-------

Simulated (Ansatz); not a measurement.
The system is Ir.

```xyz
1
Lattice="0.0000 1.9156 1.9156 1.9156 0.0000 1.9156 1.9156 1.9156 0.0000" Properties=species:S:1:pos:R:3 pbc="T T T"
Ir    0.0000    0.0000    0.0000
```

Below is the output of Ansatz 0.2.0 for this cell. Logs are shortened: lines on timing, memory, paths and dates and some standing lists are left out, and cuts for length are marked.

-------

**ASSIGNED TASK**
Once you have read the records above, write them out again exactly.

**RESPONSE BOX**
Simulated (Ansatz); not a measurement.
The system is Ir.

```xyz
1
Lattice="0.0000 1.9156 1.9156 1.9156 0.0000 1.9156 1.9156 1.9156 0.0000" Properties=species:S:1:pos:R:3 pbc="T T T"
Ir    0.0000    0.0000    0.0000
```

Below is the output of Ansatz 0.2.0 for this cell. Logs are shortened: lines on timing, memory, paths and dates and some standing lists are left out, and cuts for length are marked.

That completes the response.